* Input data
◇ ◇ ◇ ◇ ◇ ◇ ◇

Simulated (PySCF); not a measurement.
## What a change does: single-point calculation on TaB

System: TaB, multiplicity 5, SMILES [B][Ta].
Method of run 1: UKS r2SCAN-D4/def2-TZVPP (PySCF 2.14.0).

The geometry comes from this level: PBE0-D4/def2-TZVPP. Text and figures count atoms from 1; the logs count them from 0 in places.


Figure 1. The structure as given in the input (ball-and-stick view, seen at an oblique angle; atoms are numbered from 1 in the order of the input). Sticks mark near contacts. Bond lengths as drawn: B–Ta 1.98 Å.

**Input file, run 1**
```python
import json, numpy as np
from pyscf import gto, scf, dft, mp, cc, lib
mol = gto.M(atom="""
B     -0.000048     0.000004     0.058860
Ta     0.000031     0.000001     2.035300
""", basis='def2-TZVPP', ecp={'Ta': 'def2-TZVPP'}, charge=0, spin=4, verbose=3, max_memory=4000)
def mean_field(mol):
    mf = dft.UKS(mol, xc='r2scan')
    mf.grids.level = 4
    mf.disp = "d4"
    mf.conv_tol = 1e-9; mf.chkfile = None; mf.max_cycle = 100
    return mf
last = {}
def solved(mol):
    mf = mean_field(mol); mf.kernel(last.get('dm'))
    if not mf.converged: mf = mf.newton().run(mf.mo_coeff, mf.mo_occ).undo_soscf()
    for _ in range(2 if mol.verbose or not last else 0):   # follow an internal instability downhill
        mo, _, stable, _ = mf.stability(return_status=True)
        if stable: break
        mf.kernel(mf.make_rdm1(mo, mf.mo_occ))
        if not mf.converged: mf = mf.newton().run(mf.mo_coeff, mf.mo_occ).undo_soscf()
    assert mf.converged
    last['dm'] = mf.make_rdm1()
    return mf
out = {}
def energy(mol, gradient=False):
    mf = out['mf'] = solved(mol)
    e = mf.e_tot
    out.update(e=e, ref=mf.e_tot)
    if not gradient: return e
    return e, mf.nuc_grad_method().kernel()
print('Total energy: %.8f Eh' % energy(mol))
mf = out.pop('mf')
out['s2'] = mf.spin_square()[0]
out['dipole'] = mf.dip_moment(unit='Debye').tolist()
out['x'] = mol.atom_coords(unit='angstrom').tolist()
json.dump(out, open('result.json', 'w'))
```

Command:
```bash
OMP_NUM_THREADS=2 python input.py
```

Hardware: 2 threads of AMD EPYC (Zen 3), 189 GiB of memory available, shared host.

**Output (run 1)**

◇ ◇ ◇ ◇ ◇ ◇ ◇

* Required action
Write out the listing's lines exactly, from its first line through the line that contains "The geometry comes", and stop there.

* Answer area
Simulated (PySCF); not a measurement.
## What a change does: single-point calculation on TaB

System: TaB, multiplicity 5, SMILES [B][Ta].
Method of run 1: UKS r2SCAN-D4/def2-TZVPP (PySCF 2.14.0).

The geometry comes from this level: PBE0-D4/def2-TZVPP. Text and figures count atoms from 1; the logs count them from 0 in places.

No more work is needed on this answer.